*PROVIDED MATERIAL*
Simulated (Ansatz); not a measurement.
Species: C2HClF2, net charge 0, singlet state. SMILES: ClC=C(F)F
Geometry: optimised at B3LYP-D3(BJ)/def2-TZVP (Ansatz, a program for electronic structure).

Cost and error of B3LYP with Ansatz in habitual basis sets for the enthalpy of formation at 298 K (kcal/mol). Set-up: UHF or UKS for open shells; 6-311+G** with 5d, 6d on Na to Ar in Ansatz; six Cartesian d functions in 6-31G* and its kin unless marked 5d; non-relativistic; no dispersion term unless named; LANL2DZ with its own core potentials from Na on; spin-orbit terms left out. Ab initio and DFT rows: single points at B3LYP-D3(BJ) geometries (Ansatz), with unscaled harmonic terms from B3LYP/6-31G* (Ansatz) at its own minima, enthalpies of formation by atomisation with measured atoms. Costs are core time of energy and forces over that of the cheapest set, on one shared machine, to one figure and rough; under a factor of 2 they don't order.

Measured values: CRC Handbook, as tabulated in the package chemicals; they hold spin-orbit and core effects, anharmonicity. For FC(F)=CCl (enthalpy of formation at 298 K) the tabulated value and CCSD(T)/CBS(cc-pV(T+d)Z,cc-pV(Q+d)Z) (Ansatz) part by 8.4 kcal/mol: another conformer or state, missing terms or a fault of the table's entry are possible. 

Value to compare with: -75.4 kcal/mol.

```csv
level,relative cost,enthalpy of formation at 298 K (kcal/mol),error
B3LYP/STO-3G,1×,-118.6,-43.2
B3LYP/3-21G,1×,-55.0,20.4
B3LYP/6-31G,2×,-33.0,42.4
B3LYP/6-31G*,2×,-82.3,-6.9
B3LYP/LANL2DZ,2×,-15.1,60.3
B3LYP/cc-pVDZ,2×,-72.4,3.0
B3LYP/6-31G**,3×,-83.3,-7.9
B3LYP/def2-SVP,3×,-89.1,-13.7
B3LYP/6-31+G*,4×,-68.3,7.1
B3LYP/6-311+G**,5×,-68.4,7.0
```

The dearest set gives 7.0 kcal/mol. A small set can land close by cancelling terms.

*REQUIREMENT*
Everything from the first line of the material through the line containing "Cost and error" is to be printed exactly; lines after that are to be left out.

*RESULT*
Simulated (Ansatz); not a measurement.
Species: C2HClF2, net charge 0, singlet state. SMILES: ClC=C(F)F
Geometry: optimised at B3LYP-D3(BJ)/def2-TZVP (Ansatz, a program for electronic structure).

Cost and error of B3LYP with Ansatz in habitual basis sets for the enthalpy of formation at 298 K (kcal/mol). Set-up: UHF or UKS for open shells; 6-311+G** with 5d, 6d on Na to Ar in Ansatz; six Cartesian d functions in 6-31G* and its kin unless marked 5d; non-relativistic; no dispersion term unless named; LANL2DZ with its own core potentials from Na on; spin-orbit terms left out. Ab initio and DFT rows: single points at B3LYP-D3(BJ) geometries (Ansatz), with unscaled harmonic terms from B3LYP/6-31G* (Ansatz) at its own minima, enthalpies of formation by atomisation with measured atoms. Costs are core time of energy and forces over that of the cheapest set, on one shared machine, to one figure and rough; under a factor of 2 they don't order.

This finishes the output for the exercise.